BEGIN

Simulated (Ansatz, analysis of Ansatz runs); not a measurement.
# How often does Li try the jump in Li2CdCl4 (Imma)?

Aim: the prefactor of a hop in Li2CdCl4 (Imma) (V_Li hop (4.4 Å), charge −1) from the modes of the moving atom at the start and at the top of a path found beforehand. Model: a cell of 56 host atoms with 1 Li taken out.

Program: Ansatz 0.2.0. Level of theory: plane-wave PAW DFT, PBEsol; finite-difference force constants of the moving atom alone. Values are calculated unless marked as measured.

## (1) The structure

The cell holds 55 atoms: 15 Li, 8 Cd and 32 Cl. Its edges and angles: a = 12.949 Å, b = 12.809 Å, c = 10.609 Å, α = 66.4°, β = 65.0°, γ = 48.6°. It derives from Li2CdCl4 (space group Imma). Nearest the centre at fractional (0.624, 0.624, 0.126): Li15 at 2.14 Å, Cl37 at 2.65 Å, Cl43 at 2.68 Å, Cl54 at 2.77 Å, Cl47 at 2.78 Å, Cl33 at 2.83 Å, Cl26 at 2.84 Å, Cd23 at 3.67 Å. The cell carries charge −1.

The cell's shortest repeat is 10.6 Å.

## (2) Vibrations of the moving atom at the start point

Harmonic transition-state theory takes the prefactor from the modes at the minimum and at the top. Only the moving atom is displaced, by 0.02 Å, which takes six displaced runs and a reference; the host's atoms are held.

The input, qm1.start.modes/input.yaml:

END

# Assignment:
Give the complete listing a second time, exactly as it reads.

# Answer section:
Simulated (Ansatz, analysis of Ansatz runs); not a measurement.
# How often does Li try the jump in Li2CdCl4 (Imma)?

Aim: the prefactor of a hop in Li2CdCl4 (Imma) (V_Li hop (4.4 Å), charge −1) from the modes of the moving atom at the start and at the top of a path found beforehand. Model: a cell of 56 host atoms with 1 Li taken out.

Program: Ansatz 0.2.0. Level of theory: plane-wave PAW DFT, PBEsol; finite-difference force constants of the moving atom alone. Values are calculated unless marked as measured.

## (1) The structure

The cell holds 55 atoms: 15 Li, 8 Cd and 32 Cl. Its edges and angles: a = 12.949 Å, b = 12.809 Å, c = 10.609 Å, α = 66.4°, β = 65.0°, γ = 48.6°. It derives from Li2CdCl4 (space group Imma). Nearest the centre at fractional (0.624, 0.624, 0.126): Li15 at 2.14 Å, Cl37 at 2.65 Å, Cl43 at 2.68 Å, Cl54 at 2.77 Å, Cl47 at 2.78 Å, Cl33 at 2.83 Å, Cl26 at 2.84 Å, Cd23 at 3.67 Å. The cell carries charge −1.

The cell's shortest repeat is 10.6 Å.

## (2) Vibrations of the moving atom at the start point

Harmonic transition-state theory takes the prefactor from the modes at the minimum and at the top. Only the moving atom is displaced, by 0.02 Å, which takes six displaced runs and a reference; the host's atoms are held.

The input, qm1.start.modes/input.yaml:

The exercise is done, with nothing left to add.